## [Work task]
Find the line with "The job: settings" and the line with "N1, shared host?" in the entries below; output exactly those two lines, every line between them, and no others.

## [Data records]
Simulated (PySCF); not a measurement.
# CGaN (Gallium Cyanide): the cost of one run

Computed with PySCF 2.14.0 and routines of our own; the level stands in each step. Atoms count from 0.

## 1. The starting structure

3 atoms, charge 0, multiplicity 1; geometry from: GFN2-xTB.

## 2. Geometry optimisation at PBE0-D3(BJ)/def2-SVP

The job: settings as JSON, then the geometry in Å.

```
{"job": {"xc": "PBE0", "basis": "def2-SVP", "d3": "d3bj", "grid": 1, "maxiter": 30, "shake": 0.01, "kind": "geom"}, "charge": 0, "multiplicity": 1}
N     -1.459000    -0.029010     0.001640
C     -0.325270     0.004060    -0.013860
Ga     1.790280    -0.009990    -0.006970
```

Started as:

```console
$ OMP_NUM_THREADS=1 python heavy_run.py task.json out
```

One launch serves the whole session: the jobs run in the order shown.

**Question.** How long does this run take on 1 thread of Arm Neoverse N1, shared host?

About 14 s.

## [Answer area]
The job: settings as JSON, then the geometry in Å.

```
{"job": {"xc": "PBE0", "basis": "def2-SVP", "d3": "d3bj", "grid": 1, "maxiter": 30, "shake": 0.01, "kind": "geom"}, "charge": 0, "multiplicity": 1}
N     -1.459000    -0.029010     0.001640
C     -0.325270     0.004060    -0.013860
Ga     1.790280    -0.009990    -0.006970
```

Started as:

```console
$ OMP_NUM_THREADS=1 python heavy_run.py task.json out
```

One launch serves the whole session: the jobs run in the order shown.

**Question.** How long does this run take on 1 thread of Arm Neoverse N1, shared host?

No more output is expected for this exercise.